Information supplied ::
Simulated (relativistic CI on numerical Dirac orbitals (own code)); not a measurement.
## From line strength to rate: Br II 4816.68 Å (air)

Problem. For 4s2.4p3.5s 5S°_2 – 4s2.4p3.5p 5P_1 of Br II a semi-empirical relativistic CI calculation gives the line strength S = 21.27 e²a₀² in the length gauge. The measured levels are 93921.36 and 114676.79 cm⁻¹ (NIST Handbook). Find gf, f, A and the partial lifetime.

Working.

Work item ::
Return an exact copy of the listing above, complete in every line.

Expected answer ::
Simulated (relativistic CI on numerical Dirac orbitals (own code)); not a measurement.
## From line strength to rate: Br II 4816.68 Å (air)

Problem. For 4s2.4p3.5s 5S°_2 – 4s2.4p3.5p 5P_1 of Br II a semi-empirical relativistic CI calculation gives the line strength S = 21.27 e²a₀² in the length gauge. The measured levels are 93921.36 and 114676.79 cm⁻¹ (NIST Handbook). Find gf, f, A and the partial lifetime.

Working.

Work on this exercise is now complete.